▶ **Requirement**: Copy out the listing beneath, missing nothing.

[[ Information shown open ]]

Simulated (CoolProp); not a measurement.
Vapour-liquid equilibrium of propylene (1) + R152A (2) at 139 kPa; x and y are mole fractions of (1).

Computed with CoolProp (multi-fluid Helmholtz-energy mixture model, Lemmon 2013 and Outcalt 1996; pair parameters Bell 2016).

[[ Information shown closed ]]

▶ **Solution**:
Simulated (CoolProp); not a measurement.
Vapour-liquid equilibrium of propylene (1) + R152A (2) at 139 kPa; x and y are mole fractions of (1).

Computed with CoolProp (multi-fluid Helmholtz-energy mixture model, Lemmon 2013 and Outcalt 1996; pair parameters Bell 2016).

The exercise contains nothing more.